Data:
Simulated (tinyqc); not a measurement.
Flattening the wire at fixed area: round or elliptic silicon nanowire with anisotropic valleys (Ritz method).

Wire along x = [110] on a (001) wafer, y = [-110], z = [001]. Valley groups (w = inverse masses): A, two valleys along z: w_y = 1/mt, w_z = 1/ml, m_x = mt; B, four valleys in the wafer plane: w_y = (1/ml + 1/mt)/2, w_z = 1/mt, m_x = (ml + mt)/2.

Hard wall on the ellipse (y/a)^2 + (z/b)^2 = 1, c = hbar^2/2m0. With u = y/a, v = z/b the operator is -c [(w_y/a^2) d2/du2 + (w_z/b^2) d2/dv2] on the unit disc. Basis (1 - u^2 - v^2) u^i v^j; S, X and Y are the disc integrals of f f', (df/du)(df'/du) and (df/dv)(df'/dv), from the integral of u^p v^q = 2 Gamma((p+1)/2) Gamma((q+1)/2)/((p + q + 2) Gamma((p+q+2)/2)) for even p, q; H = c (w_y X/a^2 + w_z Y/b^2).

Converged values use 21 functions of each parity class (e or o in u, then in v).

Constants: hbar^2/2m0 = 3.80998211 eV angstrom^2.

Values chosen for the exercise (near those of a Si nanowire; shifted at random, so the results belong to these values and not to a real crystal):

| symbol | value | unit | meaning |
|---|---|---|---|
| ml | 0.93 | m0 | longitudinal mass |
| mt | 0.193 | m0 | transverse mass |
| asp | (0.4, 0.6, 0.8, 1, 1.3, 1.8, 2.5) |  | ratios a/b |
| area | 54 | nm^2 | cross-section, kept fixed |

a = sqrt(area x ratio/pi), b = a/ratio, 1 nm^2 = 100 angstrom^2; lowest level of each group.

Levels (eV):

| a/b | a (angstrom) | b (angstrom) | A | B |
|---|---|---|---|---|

Required action: Give back exactly what runs from the first line of the listing above to the line that contains "Wire along x", keeping both end lines.

Task solution:
Simulated (tinyqc); not a measurement.
Flattening the wire at fixed area: round or elliptic silicon nanowire with anisotropic valleys (Ritz method).

Wire along x = [110] on a (001) wafer, y = [-110], z = [001]. Valley groups (w = inverse masses): A, two valleys along z: w_y = 1/mt, w_z = 1/ml, m_x = mt; B, four valleys in the wafer plane: w_y = (1/ml + 1/mt)/2, w_z = 1/mt, m_x = (ml + mt)/2.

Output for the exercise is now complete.